[Supplied entries — start]

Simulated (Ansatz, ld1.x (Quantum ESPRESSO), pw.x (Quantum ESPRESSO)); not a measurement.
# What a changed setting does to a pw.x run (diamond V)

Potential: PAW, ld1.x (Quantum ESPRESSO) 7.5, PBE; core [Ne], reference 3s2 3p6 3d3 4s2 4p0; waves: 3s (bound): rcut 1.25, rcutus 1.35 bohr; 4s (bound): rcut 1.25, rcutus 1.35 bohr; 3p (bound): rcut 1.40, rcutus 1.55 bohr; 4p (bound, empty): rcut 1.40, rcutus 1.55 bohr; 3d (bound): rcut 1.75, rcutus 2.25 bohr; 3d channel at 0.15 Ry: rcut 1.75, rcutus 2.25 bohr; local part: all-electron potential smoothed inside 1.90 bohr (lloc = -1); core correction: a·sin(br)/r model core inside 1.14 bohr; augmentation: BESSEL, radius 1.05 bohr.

[Supplied entries — finish]

Task item:
Your answer must be an exact transcription of all the data above.

Expected answer:
Simulated (Ansatz, ld1.x (Quantum ESPRESSO), pw.x (Quantum ESPRESSO)); not a measurement.
# What a changed setting does to a pw.x run (diamond V)

Potential: PAW, ld1.x (Quantum ESPRESSO) 7.5, PBE; core [Ne], reference 3s2 3p6 3d3 4s2 4p0; waves: 3s (bound): rcut 1.25, rcutus 1.35 bohr; 4s (bound): rcut 1.25, rcutus 1.35 bohr; 3p (bound): rcut 1.40, rcutus 1.55 bohr; 4p (bound, empty): rcut 1.40, rcutus 1.55 bohr; 3d (bound): rcut 1.75, rcutus 2.25 bohr; 3d channel at 0.15 Ry: rcut 1.75, rcutus 2.25 bohr; local part: all-electron potential smoothed inside 1.90 bohr (lloc = -1); core correction: a·sin(br)/r model core inside 1.14 bohr; augmentation: BESSEL, radius 1.05 bohr.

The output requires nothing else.